• Data for review:
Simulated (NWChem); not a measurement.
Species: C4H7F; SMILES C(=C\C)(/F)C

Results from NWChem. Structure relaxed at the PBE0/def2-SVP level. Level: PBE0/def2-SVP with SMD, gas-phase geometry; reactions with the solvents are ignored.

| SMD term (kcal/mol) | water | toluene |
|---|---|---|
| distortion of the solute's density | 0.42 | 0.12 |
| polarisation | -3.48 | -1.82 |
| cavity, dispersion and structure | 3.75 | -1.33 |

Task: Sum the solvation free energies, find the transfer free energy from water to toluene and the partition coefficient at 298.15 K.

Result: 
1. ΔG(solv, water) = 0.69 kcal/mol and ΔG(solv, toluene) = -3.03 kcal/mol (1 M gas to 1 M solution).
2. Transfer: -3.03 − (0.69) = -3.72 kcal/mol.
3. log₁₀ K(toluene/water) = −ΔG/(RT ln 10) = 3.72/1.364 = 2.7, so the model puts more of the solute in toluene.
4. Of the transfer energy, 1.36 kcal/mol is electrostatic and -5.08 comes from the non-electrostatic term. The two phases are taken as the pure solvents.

• Assignment:
The expected output is the exact run of lines from the start of the entries through the line with "3. log₁₀ K(toluene/water)", inclusive.

• Exercise output:
Simulated (NWChem); not a measurement.
Species: C4H7F; SMILES C(=C\C)(/F)C

Results from NWChem. Structure relaxed at the PBE0/def2-SVP level. Level: PBE0/def2-SVP with SMD, gas-phase geometry; reactions with the solvents are ignored.

| SMD term (kcal/mol) | water | toluene |
|---|---|---|
| distortion of the solute's density | 0.42 | 0.12 |
| polarisation | -3.48 | -1.82 |
| cavity, dispersion and structure | 3.75 | -1.33 |

Task: Sum the solvation free energies, find the transfer free energy from water to toluene and the partition coefficient at 298.15 K.

Result: 
1. ΔG(solv, water) = 0.69 kcal/mol and ΔG(solv, toluene) = -3.03 kcal/mol (1 M gas to 1 M solution).
2. Transfer: -3.03 − (0.69) = -3.72 kcal/mol.
3. log₁₀ K(toluene/water) = −ΔG/(RT ln 10) = 3.72/1.364 = 2.7, so the model puts more of the solute in toluene.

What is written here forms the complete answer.